(Beginning of Stored data)

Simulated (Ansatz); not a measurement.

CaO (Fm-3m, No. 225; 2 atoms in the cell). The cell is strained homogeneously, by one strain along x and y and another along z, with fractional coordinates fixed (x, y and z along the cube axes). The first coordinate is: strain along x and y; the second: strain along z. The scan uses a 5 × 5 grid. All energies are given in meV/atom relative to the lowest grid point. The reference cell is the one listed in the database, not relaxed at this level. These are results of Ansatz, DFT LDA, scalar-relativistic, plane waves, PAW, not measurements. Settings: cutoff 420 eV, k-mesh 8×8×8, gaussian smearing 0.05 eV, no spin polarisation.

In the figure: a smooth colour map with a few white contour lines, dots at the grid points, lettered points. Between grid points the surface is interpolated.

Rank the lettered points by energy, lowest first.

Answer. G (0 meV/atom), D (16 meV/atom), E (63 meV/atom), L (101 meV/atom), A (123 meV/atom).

(End of Stored data)

» **Action item**:
Extract the listing in its entirety and repeat it exactly.

» **Task solution**:
Simulated (Ansatz); not a measurement.

CaO (Fm-3m, No. 225; 2 atoms in the cell). The cell is strained homogeneously, by one strain along x and y and another along z, with fractional coordinates fixed (x, y and z along the cube axes). The first coordinate is: strain along x and y; the second: strain along z. The scan uses a 5 × 5 grid. All energies are given in meV/atom relative to the lowest grid point. The reference cell is the one listed in the database, not relaxed at this level. These are results of Ansatz, DFT LDA, scalar-relativistic, plane waves, PAW, not measurements. Settings: cutoff 420 eV, k-mesh 8×8×8, gaussian smearing 0.05 eV, no spin polarisation.

In the figure: a smooth colour map with a few white contour lines, dots at the grid points, lettered points. Between grid points the surface is interpolated.

Rank the lettered points by energy, lowest first.

Answer. G (0 meV/atom), D (16 meV/atom), E (63 meV/atom), L (101 meV/atom), A (123 meV/atom).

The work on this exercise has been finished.